**ACTIVITY**:
Line by line, return the material below exactly as it reads.

-----
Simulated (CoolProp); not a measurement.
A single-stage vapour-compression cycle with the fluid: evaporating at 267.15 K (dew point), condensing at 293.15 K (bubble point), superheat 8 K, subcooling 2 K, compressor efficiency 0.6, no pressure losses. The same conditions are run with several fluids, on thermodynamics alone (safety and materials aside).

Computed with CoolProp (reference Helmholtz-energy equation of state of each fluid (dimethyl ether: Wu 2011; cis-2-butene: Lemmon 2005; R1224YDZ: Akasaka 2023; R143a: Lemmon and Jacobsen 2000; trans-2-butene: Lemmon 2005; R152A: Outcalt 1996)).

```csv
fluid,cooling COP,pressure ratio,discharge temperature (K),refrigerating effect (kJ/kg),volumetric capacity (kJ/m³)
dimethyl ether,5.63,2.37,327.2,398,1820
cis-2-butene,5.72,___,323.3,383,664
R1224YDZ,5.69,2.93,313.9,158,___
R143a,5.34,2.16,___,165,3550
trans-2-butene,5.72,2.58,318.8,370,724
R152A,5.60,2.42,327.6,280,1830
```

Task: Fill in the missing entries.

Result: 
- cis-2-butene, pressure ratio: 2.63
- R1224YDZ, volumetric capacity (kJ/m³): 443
-----

**TASK OUTPUT**:
Simulated (CoolProp); not a measurement.
A single-stage vapour-compression cycle with the fluid: evaporating at 267.15 K (dew point), condensing at 293.15 K (bubble point), superheat 8 K, subcooling 2 K, compressor efficiency 0.6, no pressure losses. The same conditions are run with several fluids, on thermodynamics alone (safety and materials aside).

Computed with CoolProp (reference Helmholtz-energy equation of state of each fluid (dimethyl ether: Wu 2011; cis-2-butene: Lemmon 2005; R1224YDZ: Akasaka 2023; R143a: Lemmon and Jacobsen 2000; trans-2-butene: Lemmon 2005; R152A: Outcalt 1996)).

```csv
fluid,cooling COP,pressure ratio,discharge temperature (K),refrigerating effect (kJ/kg),volumetric capacity (kJ/m³)
dimethyl ether,5.63,2.37,327.2,398,1820
cis-2-butene,5.72,___,323.3,383,664
R1224YDZ,5.69,2.93,313.9,158,___
R143a,5.34,2.16,___,165,3550
trans-2-butene,5.72,2.58,318.8,370,724
R152A,5.60,2.42,327.6,280,1830
```

Task: Fill in the missing entries.

Result: 
- cis-2-butene, pressure ratio: 2.63
- R1224YDZ, volumetric capacity (kJ/m³): 443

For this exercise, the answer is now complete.